..............................

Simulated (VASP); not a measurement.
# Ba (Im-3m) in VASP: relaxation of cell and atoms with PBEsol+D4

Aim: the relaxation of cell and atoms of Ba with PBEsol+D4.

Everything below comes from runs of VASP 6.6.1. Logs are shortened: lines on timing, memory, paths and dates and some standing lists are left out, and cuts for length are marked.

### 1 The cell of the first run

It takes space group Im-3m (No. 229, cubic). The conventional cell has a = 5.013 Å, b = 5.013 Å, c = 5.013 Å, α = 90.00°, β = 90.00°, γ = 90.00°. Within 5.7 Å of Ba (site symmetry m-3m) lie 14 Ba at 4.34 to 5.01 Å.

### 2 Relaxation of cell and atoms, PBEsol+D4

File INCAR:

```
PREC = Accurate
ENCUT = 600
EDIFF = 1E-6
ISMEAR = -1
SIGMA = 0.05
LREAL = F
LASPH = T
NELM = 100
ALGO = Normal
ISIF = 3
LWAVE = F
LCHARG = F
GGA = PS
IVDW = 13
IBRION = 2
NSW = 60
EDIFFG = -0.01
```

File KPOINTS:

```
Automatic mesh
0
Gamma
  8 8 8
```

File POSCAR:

..............................

_TASK ITEM_: Please print the material above exactly as it appears, from its first line through the line containing "It takes space", inclusive, and stop there.

_WRITTEN SOLUTION_:
Simulated (VASP); not a measurement.
# Ba (Im-3m) in VASP: relaxation of cell and atoms with PBEsol+D4

Aim: the relaxation of cell and atoms of Ba with PBEsol+D4.

Everything below comes from runs of VASP 6.6.1. Logs are shortened: lines on timing, memory, paths and dates and some standing lists are left out, and cuts for length are marked.

### 1 The cell of the first run

It takes space group Im-3m (No. 229, cubic). The conventional cell has a = 5.013 Å, b = 5.013 Å, c = 5.013 Å, α = 90.00°, β = 90.00°, γ = 90.00°. Within 5.7 Å of Ba (site symmetry m-3m) lie 14 Ba at 4.34 to 5.01 Å.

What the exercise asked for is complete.